● WORK REQUEST:
Starting at the line that has "Setup: DFT PBE, scalar-relativistic, plane" and stopping after the line that has "A: Most positive: Cu;", reproduce the listing below exactly; omit everything else.

_ _ _ _
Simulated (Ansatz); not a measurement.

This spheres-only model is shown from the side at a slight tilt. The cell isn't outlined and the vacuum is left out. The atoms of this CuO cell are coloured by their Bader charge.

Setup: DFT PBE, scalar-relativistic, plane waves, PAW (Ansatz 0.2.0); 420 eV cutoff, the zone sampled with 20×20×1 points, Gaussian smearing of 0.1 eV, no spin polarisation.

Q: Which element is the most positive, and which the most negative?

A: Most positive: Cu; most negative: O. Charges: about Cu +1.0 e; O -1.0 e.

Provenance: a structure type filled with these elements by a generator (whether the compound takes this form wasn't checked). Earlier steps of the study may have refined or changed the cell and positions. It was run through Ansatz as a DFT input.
_ _ _ _

● YOUR RESPONSE:
Setup: DFT PBE, scalar-relativistic, plane waves, PAW (Ansatz 0.2.0); 420 eV cutoff, the zone sampled with 20×20×1 points, Gaussian smearing of 0.1 eV, no spin polarisation.

Q: Which element is the most positive, and which the most negative?

A: Most positive: Cu; most negative: O. Charges: about Cu +1.0 e; O -1.0 e.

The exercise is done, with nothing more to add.